**RECORD EXTRACTS**
= = = = =
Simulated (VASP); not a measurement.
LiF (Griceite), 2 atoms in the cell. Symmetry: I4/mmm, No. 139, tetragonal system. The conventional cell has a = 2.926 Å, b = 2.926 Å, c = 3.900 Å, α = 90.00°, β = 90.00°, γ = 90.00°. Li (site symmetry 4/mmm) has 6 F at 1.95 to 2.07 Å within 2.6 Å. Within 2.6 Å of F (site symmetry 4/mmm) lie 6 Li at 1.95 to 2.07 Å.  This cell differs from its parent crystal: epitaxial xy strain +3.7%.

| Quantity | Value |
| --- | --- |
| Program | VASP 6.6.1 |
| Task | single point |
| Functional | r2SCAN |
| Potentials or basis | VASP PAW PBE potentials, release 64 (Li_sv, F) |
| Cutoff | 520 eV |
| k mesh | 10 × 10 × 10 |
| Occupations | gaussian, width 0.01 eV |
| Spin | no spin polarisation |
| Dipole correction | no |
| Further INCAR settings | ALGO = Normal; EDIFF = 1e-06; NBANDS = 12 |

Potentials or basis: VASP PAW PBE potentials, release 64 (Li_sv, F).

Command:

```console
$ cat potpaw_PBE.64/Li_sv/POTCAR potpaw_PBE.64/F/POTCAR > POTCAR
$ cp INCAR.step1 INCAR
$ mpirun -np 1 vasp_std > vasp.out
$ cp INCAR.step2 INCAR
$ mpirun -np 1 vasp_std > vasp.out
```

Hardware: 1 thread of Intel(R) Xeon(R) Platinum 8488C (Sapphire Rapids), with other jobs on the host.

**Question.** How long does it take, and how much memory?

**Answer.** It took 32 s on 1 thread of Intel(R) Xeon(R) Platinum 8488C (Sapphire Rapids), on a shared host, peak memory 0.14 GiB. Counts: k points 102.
= = = = =

**WORK REQUEST**
Referring to the material above, set down exactly the lines between the line with "(Li_sv, F) |" and the line with "how much memory?", inclusive, and no other lines.

**WRITTEN ANSWER**
| Potentials or basis | VASP PAW PBE potentials, release 64 (Li_sv, F) |
| Cutoff | 520 eV |
| k mesh | 10 × 10 × 10 |
| Occupations | gaussian, width 0.01 eV |
| Spin | no spin polarisation |
| Dipole correction | no |
| Further INCAR settings | ALGO = Normal; EDIFF = 1e-06; NBANDS = 12 |

Potentials or basis: VASP PAW PBE potentials, release 64 (Li_sv, F).

Command:

```console
$ cat potpaw_PBE.64/Li_sv/POTCAR potpaw_PBE.64/F/POTCAR > POTCAR
$ cp INCAR.step1 INCAR
$ mpirun -np 1 vasp_std > vasp.out
$ cp INCAR.step2 INCAR
$ mpirun -np 1 vasp_std > vasp.out
```

Hardware: 1 thread of Intel(R) Xeon(R) Platinum 8488C (Sapphire Rapids), with other jobs on the host.

**Question.** How long does it take, and how much memory?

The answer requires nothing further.